ASSIGNED TASK: Which lines of the entries below run from the one holding "Result: Over 3" to the one holding "volume (Å³) |", inclusive? Set down exactly those lines and no others.

DATA LISTING:
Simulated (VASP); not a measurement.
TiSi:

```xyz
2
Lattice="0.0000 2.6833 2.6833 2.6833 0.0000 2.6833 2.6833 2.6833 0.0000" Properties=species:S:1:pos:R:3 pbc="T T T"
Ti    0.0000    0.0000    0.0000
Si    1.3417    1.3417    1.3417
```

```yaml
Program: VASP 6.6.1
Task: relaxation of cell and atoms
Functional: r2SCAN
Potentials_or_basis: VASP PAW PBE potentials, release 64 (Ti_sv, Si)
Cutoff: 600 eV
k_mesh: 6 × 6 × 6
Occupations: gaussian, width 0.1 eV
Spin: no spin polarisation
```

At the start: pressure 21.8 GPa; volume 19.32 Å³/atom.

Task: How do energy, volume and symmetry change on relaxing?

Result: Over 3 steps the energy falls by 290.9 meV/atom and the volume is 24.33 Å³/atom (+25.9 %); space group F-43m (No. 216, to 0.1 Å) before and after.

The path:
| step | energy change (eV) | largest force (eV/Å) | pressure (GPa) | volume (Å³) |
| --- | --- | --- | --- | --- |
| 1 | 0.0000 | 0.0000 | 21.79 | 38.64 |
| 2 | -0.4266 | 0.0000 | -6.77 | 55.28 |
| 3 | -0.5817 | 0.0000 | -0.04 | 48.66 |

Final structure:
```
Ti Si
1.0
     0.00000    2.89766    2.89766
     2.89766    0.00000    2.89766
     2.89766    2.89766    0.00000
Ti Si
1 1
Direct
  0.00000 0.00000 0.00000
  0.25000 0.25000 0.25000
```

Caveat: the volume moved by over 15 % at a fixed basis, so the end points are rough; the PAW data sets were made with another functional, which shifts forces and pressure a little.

YOUR RESPONSE:
Result: Over 3 steps the energy falls by 290.9 meV/atom and the volume is 24.33 Å³/atom (+25.9 %); space group F-43m (No. 216, to 0.1 Å) before and after.

The path:
| step | energy change (eV) | largest force (eV/Å) | pressure (GPa) | volume (Å³) |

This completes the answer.